-- Extracted data --
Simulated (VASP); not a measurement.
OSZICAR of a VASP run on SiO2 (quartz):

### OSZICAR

-- Task item --
Copy exactly the lines from the top of the entries through the line with "OSZICAR of a" in it, please, keeping both ends and adding nothing.

-- Task solution --
Simulated (VASP); not a measurement.
OSZICAR of a VASP run on SiO2 (quartz):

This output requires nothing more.